+++

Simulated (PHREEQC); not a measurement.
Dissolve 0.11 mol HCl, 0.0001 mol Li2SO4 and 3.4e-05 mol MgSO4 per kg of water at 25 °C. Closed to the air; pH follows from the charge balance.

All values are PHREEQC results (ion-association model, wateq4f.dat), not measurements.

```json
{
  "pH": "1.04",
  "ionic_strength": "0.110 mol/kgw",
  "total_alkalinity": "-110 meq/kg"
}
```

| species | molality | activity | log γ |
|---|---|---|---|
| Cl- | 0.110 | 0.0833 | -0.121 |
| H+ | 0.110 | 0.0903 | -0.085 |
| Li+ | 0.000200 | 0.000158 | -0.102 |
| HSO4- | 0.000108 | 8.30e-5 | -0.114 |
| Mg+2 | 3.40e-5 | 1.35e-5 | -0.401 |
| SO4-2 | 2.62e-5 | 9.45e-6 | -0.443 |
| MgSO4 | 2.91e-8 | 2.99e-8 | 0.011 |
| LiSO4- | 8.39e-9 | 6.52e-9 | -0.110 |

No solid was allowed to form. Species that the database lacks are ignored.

+++

→ **Work item**:
The required output is the entries from their opening line through the line holding "Dissolve 0.11 mol", repeated exactly, with both end lines kept.

→ **Written reply**:
Simulated (PHREEQC); not a measurement.
Dissolve 0.11 mol HCl, 0.0001 mol Li2SO4 and 3.4e-05 mol MgSO4 per kg of water at 25 °C. Closed to the air; pH follows from the charge balance.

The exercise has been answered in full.